*** Recorded information ***

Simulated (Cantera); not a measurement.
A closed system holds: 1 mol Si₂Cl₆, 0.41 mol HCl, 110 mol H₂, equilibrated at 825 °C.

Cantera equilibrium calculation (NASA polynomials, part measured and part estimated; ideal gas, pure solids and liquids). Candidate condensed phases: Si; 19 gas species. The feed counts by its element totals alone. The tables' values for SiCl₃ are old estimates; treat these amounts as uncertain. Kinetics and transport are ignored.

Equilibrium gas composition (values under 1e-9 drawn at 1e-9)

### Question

*** End of Recorded information ***

Every line above needs to be retyped exactly.

Simulated (Cantera); not a measurement.
A closed system holds: 1 mol Si₂Cl₆, 0.41 mol HCl, 110 mol H₂, equilibrated at 825 °C.

Cantera equilibrium calculation (NASA polynomials, part measured and part estimated; ideal gas, pure solids and liquids). Candidate condensed phases: Si; 19 gas species. The feed counts by its element totals alone. The tables' values for SiCl₃ are old estimates; treat these amounts as uncertain. Kinetics and transport are ignored.

Equilibrium gas composition (values under 1e-9 drawn at 1e-9)

### Question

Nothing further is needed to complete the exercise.